**Action item:**
For the entries below, repeat exactly each line starting with the one that contains "Spectrum and numbered" and going on through the one that contains "Q: Where does the ³¹P line lie?", and no others.

**Supplied records:**
*** Block opens ***
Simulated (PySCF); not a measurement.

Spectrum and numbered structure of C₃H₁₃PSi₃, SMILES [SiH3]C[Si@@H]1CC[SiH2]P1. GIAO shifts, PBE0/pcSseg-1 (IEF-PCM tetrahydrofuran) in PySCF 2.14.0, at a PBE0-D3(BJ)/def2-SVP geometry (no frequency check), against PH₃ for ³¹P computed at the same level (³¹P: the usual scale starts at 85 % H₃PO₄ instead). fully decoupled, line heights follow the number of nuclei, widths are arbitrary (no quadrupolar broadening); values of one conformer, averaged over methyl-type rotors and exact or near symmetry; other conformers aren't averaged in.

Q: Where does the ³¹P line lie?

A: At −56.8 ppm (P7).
*** Block closes ***

**Task response:**
Spectrum and numbered structure of C₃H₁₃PSi₃, SMILES [SiH3]C[Si@@H]1CC[SiH2]P1. GIAO shifts, PBE0/pcSseg-1 (IEF-PCM tetrahydrofuran) in PySCF 2.14.0, at a PBE0-D3(BJ)/def2-SVP geometry (no frequency check), against PH₃ for ³¹P computed at the same level (³¹P: the usual scale starts at 85 % H₃PO₄ instead). fully decoupled, line heights follow the number of nuclei, widths are arbitrary (no quadrupolar broadening); values of one conformer, averaged over methyl-type rotors and exact or near symmetry; other conformers aren't averaged in.

Q: Where does the ³¹P line lie?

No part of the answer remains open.